> REQUIRED ACTION:
In the data below, the answer is the run of lines from the line containing "there is one." through the line containing "Total energies compare", both included; print it exactly and nothing else.

> MATERIAL PROVIDED:
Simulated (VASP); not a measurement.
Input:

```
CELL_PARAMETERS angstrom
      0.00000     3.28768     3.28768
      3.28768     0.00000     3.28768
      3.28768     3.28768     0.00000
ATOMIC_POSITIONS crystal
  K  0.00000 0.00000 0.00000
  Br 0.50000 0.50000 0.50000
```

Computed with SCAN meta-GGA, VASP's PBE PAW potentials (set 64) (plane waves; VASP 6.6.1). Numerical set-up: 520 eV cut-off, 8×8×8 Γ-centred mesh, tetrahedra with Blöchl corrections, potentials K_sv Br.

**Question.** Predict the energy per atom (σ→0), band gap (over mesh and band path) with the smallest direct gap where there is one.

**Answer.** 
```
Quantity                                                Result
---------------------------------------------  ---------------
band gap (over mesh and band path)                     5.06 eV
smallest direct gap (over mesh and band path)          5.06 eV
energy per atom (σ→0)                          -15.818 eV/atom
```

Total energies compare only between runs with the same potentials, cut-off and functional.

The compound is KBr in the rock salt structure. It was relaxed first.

> PROBLEM SOLUTION:
**Question.** Predict the energy per atom (σ→0), band gap (over mesh and band path) with the smallest direct gap where there is one.

**Answer.** 
```
Quantity                                                Result
---------------------------------------------  ---------------
band gap (over mesh and band path)                     5.06 eV
smallest direct gap (over mesh and band path)          5.06 eV
energy per atom (σ→0)                          -15.818 eV/atom
```

Total energies compare only between runs with the same potentials, cut-off and functional.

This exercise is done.